• ACTIVITY
Stopping at the line that holds "Atoms are coloured", repeat the lines below exactly, starting from the very first and including that final line.

********

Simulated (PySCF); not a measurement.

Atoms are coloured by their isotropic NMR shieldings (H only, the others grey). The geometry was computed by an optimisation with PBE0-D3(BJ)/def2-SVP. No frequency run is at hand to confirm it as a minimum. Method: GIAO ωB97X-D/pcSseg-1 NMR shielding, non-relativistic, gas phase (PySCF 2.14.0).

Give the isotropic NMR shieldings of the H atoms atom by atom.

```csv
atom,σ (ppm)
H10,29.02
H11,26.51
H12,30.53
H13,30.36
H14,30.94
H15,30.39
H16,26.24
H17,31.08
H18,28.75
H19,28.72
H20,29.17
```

********

• EXERCISE SOLUTION
Simulated (PySCF); not a measurement.

Atoms are coloured by their isotropic NMR shieldings (H only, the others grey). The geometry was computed by an optimisation with PBE0-D3(BJ)/def2-SVP. No frequency run is at hand to confirm it as a minimum. Method: GIAO ωB97X-D/pcSseg-1 NMR shielding, non-relativistic, gas phase (PySCF 2.14.0).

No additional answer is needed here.